### SUPPLIED MATERIAL
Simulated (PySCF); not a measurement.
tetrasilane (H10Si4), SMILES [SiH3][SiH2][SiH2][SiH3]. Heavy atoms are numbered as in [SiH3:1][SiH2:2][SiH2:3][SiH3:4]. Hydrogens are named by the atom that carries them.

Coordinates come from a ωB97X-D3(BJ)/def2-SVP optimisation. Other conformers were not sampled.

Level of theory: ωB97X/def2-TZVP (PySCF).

### ACTION ITEM
Repeat every entry exactly as written above.

### EXERCISE RESPONSE
Simulated (PySCF); not a measurement.
tetrasilane (H10Si4), SMILES [SiH3][SiH2][SiH2][SiH3]. Heavy atoms are numbered as in [SiH3:1][SiH2:2][SiH2:3][SiH3:4]. Hydrogens are named by the atom that carries them.

Coordinates come from a ωB97X-D3(BJ)/def2-SVP optimisation. Other conformers were not sampled.

Level of theory: ωB97X/def2-TZVP (PySCF).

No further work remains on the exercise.